○ ○ ○

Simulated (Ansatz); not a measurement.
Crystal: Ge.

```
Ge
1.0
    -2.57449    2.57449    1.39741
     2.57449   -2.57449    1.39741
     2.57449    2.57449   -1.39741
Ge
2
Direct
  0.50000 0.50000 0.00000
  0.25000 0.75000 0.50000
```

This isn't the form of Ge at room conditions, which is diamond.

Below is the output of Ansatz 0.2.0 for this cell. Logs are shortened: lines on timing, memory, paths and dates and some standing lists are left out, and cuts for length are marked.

○ ○ ○

• _WORK ITEM_
Your reply should be the material above, repeated word for word.

• _PROBLEM SOLUTION_
Simulated (Ansatz); not a measurement.
Crystal: Ge.

```
Ge
1.0
    -2.57449    2.57449    1.39741
     2.57449   -2.57449    1.39741
     2.57449    2.57449   -1.39741
Ge
2
Direct
  0.50000 0.50000 0.00000
  0.25000 0.75000 0.50000
```

This isn't the form of Ge at room conditions, which is diamond.

Below is the output of Ansatz 0.2.0 for this cell. Logs are shortened: lines on timing, memory, paths and dates and some standing lists are left out, and cuts for length are marked.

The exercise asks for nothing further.